| Work task |
Range to output from the entries below: the line containing "between the fragments." through the line containing "Method: HF/6-311G**; geometry: GFN2-xTB;". Set it down exactly, ends included, nothing else.

== Segment start ==

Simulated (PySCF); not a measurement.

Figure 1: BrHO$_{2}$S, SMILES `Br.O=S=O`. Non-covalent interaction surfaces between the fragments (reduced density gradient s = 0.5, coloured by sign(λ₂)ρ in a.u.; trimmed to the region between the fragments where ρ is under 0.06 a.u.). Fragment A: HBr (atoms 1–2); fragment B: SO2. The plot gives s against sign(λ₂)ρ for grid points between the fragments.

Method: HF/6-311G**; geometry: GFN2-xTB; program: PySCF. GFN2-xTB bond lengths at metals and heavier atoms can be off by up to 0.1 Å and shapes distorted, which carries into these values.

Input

== Segment end ==

| Answer space |
Figure 1: BrHO$_{2}$S, SMILES `Br.O=S=O`. Non-covalent interaction surfaces between the fragments (reduced density gradient s = 0.5, coloured by sign(λ₂)ρ in a.u.; trimmed to the region between the fragments where ρ is under 0.06 a.u.). Fragment A: HBr (atoms 1–2); fragment B: SO2. The plot gives s against sign(λ₂)ρ for grid points between the fragments.

Method: HF/6-311G**; geometry: GFN2-xTB; program: PySCF. GFN2-xTB bond lengths at metals and heavier atoms can be off by up to 0.1 Å and shapes distorted, which carries into these values.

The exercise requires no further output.